## Stored data
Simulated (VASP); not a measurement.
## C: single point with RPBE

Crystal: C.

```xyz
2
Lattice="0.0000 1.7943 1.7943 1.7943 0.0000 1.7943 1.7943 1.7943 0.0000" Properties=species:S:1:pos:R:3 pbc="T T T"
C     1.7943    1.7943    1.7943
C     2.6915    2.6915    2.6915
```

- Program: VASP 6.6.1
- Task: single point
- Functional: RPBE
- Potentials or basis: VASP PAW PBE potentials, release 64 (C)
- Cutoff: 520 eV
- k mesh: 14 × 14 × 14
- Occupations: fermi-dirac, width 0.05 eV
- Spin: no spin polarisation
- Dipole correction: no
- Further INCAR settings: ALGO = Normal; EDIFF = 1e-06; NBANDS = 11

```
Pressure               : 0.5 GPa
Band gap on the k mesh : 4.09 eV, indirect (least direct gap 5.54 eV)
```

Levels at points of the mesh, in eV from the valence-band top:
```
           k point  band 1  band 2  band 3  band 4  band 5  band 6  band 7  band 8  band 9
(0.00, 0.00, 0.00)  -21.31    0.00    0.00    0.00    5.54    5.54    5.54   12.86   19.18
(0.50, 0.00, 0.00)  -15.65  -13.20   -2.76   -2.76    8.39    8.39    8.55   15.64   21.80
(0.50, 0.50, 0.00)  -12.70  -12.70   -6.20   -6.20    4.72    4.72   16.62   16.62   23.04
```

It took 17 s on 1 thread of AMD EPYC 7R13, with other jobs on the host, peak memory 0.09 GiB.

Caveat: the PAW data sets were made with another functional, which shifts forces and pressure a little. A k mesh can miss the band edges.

## Activity
Send back the lines of the records word for word, from the very first through the line containing "It took 17 s".

## Task response
Simulated (VASP); not a measurement.
## C: single point with RPBE

Crystal: C.

```xyz
2
Lattice="0.0000 1.7943 1.7943 1.7943 0.0000 1.7943 1.7943 1.7943 0.0000" Properties=species:S:1:pos:R:3 pbc="T T T"
C     1.7943    1.7943    1.7943
C     2.6915    2.6915    2.6915
```

- Program: VASP 6.6.1
- Task: single point
- Functional: RPBE
- Potentials or basis: VASP PAW PBE potentials, release 64 (C)
- Cutoff: 520 eV
- k mesh: 14 × 14 × 14
- Occupations: fermi-dirac, width 0.05 eV
- Spin: no spin polarisation
- Dipole correction: no
- Further INCAR settings: ALGO = Normal; EDIFF = 1e-06; NBANDS = 11

```
Pressure               : 0.5 GPa
Band gap on the k mesh : 4.09 eV, indirect (least direct gap 5.54 eV)
```

Levels at points of the mesh, in eV from the valence-band top:
```
           k point  band 1  band 2  band 3  band 4  band 5  band 6  band 7  band 8  band 9
(0.00, 0.00, 0.00)  -21.31    0.00    0.00    0.00    5.54    5.54    5.54   12.86   19.18
(0.50, 0.00, 0.00)  -15.65  -13.20   -2.76   -2.76    8.39    8.39    8.55   15.64   21.80
(0.50, 0.50, 0.00)  -12.70  -12.70   -6.20   -6.20    4.72    4.72   16.62   16.62   23.04
```

It took 17 s on 1 thread of AMD EPYC 7R13, with other jobs on the host, peak memory 0.09 GiB.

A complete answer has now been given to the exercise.